** DATA LISTING follows **

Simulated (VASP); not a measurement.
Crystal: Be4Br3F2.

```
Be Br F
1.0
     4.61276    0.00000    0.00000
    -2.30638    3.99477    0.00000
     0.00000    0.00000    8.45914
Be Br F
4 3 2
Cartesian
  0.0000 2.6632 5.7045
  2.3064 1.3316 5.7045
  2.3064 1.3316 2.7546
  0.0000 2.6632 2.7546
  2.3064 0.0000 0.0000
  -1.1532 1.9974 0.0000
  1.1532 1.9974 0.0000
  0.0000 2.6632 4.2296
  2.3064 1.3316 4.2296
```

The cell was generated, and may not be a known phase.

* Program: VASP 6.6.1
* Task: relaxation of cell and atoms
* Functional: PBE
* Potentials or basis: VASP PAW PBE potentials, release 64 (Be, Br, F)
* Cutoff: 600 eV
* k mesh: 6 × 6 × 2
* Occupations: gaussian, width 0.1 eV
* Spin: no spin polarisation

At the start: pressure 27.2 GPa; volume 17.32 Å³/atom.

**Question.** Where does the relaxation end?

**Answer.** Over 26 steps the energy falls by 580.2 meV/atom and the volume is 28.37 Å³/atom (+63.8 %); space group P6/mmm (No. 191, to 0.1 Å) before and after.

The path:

** End of DATA LISTING **

Each record above needs to be set down again, word for word.

* EXPECTED ANSWER:
Simulated (VASP); not a measurement.
Crystal: Be4Br3F2.

```
Be Br F
1.0
     4.61276    0.00000    0.00000
    -2.30638    3.99477    0.00000
     0.00000    0.00000    8.45914
Be Br F
4 3 2
Cartesian
  0.0000 2.6632 5.7045
  2.3064 1.3316 5.7045
  2.3064 1.3316 2.7546
  0.0000 2.6632 2.7546
  2.3064 0.0000 0.0000
  -1.1532 1.9974 0.0000
  1.1532 1.9974 0.0000
  0.0000 2.6632 4.2296
  2.3064 1.3316 4.2296
```

The cell was generated, and may not be a known phase.

* Program: VASP 6.6.1
* Task: relaxation of cell and atoms
* Functional: PBE
* Potentials or basis: VASP PAW PBE potentials, release 64 (Be, Br, F)
* Cutoff: 600 eV
* k mesh: 6 × 6 × 2
* Occupations: gaussian, width 0.1 eV
* Spin: no spin polarisation

At the start: pressure 27.2 GPa; volume 17.32 Å³/atom.

**Question.** Where does the relaxation end?

**Answer.** Over 26 steps the energy falls by 580.2 meV/atom and the volume is 28.37 Å³/atom (+63.8 %); space group P6/mmm (No. 191, to 0.1 Å) before and after.

The path:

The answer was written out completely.